--- --- ---

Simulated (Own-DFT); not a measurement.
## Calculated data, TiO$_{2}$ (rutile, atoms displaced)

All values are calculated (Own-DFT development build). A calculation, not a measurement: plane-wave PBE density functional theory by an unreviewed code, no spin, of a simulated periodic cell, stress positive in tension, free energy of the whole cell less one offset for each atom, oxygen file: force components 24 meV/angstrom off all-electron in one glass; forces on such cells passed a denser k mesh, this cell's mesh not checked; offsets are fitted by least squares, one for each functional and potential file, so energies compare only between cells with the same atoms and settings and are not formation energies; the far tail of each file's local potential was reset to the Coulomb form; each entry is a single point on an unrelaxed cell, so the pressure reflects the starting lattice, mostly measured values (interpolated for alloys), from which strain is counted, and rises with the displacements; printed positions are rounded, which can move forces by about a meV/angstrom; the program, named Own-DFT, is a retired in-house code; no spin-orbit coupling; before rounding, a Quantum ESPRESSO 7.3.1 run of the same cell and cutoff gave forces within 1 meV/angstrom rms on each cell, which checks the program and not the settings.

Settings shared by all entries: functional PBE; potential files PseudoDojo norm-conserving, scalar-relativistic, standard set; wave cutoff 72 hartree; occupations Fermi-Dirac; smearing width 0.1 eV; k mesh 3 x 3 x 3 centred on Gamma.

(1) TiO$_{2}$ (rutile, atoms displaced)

--- --- ---

Action item: The records given above are to be repeated in full, exactly.

Exercise solution:
Simulated (Own-DFT); not a measurement.
## Calculated data, TiO$_{2}$ (rutile, atoms displaced)

All values are calculated (Own-DFT development build). A calculation, not a measurement: plane-wave PBE density functional theory by an unreviewed code, no spin, of a simulated periodic cell, stress positive in tension, free energy of the whole cell less one offset for each atom, oxygen file: force components 24 meV/angstrom off all-electron in one glass; forces on such cells passed a denser k mesh, this cell's mesh not checked; offsets are fitted by least squares, one for each functional and potential file, so energies compare only between cells with the same atoms and settings and are not formation energies; the far tail of each file's local potential was reset to the Coulomb form; each entry is a single point on an unrelaxed cell, so the pressure reflects the starting lattice, mostly measured values (interpolated for alloys), from which strain is counted, and rises with the displacements; printed positions are rounded, which can move forces by about a meV/angstrom; the program, named Own-DFT, is a retired in-house code; no spin-orbit coupling; before rounding, a Quantum ESPRESSO 7.3.1 run of the same cell and cutoff gave forces within 1 meV/angstrom rms on each cell, which checks the program and not the settings.

Settings shared by all entries: functional PBE; potential files PseudoDojo norm-conserving, scalar-relativistic, standard set; wave cutoff 72 hartree; occupations Fermi-Dirac; smearing width 0.1 eV; k mesh 3 x 3 x 3 centred on Gamma.

(1) TiO$_{2}$ (rutile, atoms displaced)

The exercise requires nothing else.